**********
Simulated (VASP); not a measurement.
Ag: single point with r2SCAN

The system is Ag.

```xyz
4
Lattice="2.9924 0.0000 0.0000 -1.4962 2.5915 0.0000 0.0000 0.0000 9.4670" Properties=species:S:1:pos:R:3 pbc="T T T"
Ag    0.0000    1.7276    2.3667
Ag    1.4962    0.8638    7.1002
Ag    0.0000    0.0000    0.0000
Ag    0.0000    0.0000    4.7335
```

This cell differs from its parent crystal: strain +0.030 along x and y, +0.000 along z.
**********

• Assigned task
An exact restatement of the data is required.

• Task result
Simulated (VASP); not a measurement.
Ag: single point with r2SCAN

The system is Ag.

```xyz
4
Lattice="2.9924 0.0000 0.0000 -1.4962 2.5915 0.0000 0.0000 0.0000 9.4670" Properties=species:S:1:pos:R:3 pbc="T T T"
Ag    0.0000    1.7276    2.3667
Ag    1.4962    0.8638    7.1002
Ag    0.0000    0.0000    0.0000
Ag    0.0000    0.0000    4.7335
```

This cell differs from its parent crystal: strain +0.030 along x and y, +0.000 along z.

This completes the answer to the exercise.